§ **WORK ITEM**: The material below contains a line with "64 (I, Pd) |" and a line with "U = 2.0 eV |". Copy exactly those two lines and all lines between them.

*** INFORMATION SHOWN Section Begins ***
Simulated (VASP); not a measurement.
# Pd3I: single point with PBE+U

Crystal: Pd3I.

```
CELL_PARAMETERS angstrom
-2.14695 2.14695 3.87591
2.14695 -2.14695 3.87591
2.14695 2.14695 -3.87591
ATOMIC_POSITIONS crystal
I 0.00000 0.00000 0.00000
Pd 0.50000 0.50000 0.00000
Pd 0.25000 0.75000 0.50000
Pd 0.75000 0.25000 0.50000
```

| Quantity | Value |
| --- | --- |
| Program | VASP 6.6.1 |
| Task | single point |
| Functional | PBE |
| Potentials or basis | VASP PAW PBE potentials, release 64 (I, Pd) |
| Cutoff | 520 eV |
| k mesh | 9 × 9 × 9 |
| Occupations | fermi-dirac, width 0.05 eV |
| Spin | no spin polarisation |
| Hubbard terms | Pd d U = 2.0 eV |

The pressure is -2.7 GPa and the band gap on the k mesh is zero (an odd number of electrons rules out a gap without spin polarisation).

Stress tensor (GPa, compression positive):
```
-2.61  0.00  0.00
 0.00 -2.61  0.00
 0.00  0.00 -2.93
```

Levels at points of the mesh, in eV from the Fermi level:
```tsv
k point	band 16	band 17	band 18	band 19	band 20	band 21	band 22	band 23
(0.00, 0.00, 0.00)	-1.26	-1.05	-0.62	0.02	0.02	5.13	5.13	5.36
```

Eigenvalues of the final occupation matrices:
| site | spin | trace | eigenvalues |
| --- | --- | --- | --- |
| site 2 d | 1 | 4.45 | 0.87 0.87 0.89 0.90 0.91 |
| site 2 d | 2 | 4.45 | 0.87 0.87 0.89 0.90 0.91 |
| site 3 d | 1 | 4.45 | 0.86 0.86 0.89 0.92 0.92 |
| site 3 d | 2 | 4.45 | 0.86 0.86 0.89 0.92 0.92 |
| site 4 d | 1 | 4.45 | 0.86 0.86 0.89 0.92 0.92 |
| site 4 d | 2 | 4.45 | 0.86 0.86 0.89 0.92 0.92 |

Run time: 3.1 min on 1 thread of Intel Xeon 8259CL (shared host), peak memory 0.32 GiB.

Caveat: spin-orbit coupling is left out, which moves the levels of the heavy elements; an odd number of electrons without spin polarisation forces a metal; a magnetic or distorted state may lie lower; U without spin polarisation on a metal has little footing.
*** INFORMATION SHOWN Section Ends ***

§ **EXPECTED ANSWER**:
| Potentials or basis | VASP PAW PBE potentials, release 64 (I, Pd) |
| Cutoff | 520 eV |
| k mesh | 9 × 9 × 9 |
| Occupations | fermi-dirac, width 0.05 eV |
| Spin | no spin polarisation |
| Hubbard terms | Pd d U = 2.0 eV |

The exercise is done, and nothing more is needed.